**Requirement:** What you write should be an exact copy of the material, from its first line through the line containing "A k mesh can".

**Extracted data:**
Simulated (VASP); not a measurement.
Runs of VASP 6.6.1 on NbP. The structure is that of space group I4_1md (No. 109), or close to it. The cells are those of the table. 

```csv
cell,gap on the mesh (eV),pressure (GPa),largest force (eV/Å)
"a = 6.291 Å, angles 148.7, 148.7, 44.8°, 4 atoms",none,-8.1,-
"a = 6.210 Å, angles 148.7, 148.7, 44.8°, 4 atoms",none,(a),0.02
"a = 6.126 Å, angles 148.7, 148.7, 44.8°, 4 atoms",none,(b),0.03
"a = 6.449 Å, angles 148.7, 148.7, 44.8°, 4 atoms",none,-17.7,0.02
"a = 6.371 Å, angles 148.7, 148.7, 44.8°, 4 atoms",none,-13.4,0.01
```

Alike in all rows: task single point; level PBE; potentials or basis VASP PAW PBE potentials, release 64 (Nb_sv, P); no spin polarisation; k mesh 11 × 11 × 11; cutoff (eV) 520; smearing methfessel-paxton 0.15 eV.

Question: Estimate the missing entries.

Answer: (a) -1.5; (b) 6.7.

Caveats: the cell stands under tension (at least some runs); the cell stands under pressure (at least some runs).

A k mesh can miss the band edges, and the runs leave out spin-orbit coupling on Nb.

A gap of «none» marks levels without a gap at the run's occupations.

**Result:**
Simulated (VASP); not a measurement.
Runs of VASP 6.6.1 on NbP. The structure is that of space group I4_1md (No. 109), or close to it. The cells are those of the table. 

```csv
cell,gap on the mesh (eV),pressure (GPa),largest force (eV/Å)
"a = 6.291 Å, angles 148.7, 148.7, 44.8°, 4 atoms",none,-8.1,-
"a = 6.210 Å, angles 148.7, 148.7, 44.8°, 4 atoms",none,(a),0.02
"a = 6.126 Å, angles 148.7, 148.7, 44.8°, 4 atoms",none,(b),0.03
"a = 6.449 Å, angles 148.7, 148.7, 44.8°, 4 atoms",none,-17.7,0.02
"a = 6.371 Å, angles 148.7, 148.7, 44.8°, 4 atoms",none,-13.4,0.01
```

Alike in all rows: task single point; level PBE; potentials or basis VASP PAW PBE potentials, release 64 (Nb_sv, P); no spin polarisation; k mesh 11 × 11 × 11; cutoff (eV) 520; smearing methfessel-paxton 0.15 eV.

Question: Estimate the missing entries.

Answer: (a) -1.5; (b) 6.7.

Caveats: the cell stands under tension (at least some runs); the cell stands under pressure (at least some runs).

A k mesh can miss the band edges, and the runs leave out spin-orbit coupling on Nb.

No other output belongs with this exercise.